Recorded data:
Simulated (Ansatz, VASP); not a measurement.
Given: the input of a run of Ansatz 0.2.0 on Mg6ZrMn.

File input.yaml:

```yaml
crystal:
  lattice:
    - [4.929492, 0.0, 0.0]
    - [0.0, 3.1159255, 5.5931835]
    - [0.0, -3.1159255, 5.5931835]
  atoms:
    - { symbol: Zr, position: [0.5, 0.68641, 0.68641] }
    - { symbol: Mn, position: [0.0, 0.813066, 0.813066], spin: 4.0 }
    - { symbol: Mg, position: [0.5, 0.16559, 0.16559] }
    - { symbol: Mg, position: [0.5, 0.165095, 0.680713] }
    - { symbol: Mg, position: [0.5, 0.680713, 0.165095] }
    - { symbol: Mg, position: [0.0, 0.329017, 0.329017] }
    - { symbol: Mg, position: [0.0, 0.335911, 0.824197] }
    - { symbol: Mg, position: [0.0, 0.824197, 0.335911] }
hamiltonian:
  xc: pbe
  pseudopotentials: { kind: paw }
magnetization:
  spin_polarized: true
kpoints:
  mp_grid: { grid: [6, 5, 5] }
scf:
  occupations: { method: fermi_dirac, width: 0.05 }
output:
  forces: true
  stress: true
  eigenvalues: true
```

Assigned task:
Print every record above once more, exactly as written.

Written reply:
Simulated (Ansatz, VASP); not a measurement.
Given: the input of a run of Ansatz 0.2.0 on Mg6ZrMn.

File input.yaml:

```yaml
crystal:
  lattice:
    - [4.929492, 0.0, 0.0]
    - [0.0, 3.1159255, 5.5931835]
    - [0.0, -3.1159255, 5.5931835]
  atoms:
    - { symbol: Zr, position: [0.5, 0.68641, 0.68641] }
    - { symbol: Mn, position: [0.0, 0.813066, 0.813066], spin: 4.0 }
    - { symbol: Mg, position: [0.5, 0.16559, 0.16559] }
    - { symbol: Mg, position: [0.5, 0.165095, 0.680713] }
    - { symbol: Mg, position: [0.5, 0.680713, 0.165095] }
    - { symbol: Mg, position: [0.0, 0.329017, 0.329017] }
    - { symbol: Mg, position: [0.0, 0.335911, 0.824197] }
    - { symbol: Mg, position: [0.0, 0.824197, 0.335911] }
hamiltonian:
  xc: pbe
  pseudopotentials: { kind: paw }
magnetization:
  spin_polarized: true
kpoints:
  mp_grid: { grid: [6, 5, 5] }
scf:
  occupations: { method: fermi_dirac, width: 0.05 }
output:
  forces: true
  stress: true
  eigenvalues: true
```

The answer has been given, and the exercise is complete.